(Information shown)
※ ※ ※
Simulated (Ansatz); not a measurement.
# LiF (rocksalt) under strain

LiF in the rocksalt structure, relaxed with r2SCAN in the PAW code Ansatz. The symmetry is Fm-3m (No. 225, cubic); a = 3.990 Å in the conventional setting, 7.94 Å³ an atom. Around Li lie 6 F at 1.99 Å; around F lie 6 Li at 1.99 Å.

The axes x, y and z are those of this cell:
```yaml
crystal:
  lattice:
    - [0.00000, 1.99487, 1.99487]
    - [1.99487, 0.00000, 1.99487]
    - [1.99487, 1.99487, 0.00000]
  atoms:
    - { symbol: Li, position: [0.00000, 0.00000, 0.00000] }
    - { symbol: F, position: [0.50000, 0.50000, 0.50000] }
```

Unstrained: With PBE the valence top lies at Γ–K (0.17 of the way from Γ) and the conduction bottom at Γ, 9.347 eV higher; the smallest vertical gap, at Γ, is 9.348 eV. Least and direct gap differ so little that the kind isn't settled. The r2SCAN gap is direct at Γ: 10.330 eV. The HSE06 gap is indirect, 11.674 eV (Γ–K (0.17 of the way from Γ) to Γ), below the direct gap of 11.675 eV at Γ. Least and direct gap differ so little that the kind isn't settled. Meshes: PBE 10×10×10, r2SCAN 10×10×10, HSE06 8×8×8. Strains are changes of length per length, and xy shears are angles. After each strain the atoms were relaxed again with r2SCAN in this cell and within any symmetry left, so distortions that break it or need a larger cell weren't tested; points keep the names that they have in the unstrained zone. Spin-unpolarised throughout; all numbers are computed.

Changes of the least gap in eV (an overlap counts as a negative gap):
※ ※ ※

(Exercise) Quote the listing above from its first line to the line with "The axes x, y", inclusive, and add nothing.

(Task output)
Simulated (Ansatz); not a measurement.
# LiF (rocksalt) under strain

LiF in the rocksalt structure, relaxed with r2SCAN in the PAW code Ansatz. The symmetry is Fm-3m (No. 225, cubic); a = 3.990 Å in the conventional setting, 7.94 Å³ an atom. Around Li lie 6 F at 1.99 Å; around F lie 6 Li at 1.99 Å.

The axes x, y and z are those of this cell:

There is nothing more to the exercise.